• [Data extract]:
__________

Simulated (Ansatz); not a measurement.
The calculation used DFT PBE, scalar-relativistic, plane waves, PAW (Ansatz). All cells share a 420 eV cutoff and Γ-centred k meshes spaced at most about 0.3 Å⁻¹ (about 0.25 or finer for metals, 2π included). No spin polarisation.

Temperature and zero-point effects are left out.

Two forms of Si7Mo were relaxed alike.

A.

__________

• [Assignment]: Return every entry exactly; no line may be missing.

• [Response]:
Simulated (Ansatz); not a measurement.
The calculation used DFT PBE, scalar-relativistic, plane waves, PAW (Ansatz). All cells share a 420 eV cutoff and Γ-centred k meshes spaced at most about 0.3 Å⁻¹ (about 0.25 or finer for metals, 2π included). No spin polarisation.

Temperature and zero-point effects are left out.

Two forms of Si7Mo were relaxed alike.

A.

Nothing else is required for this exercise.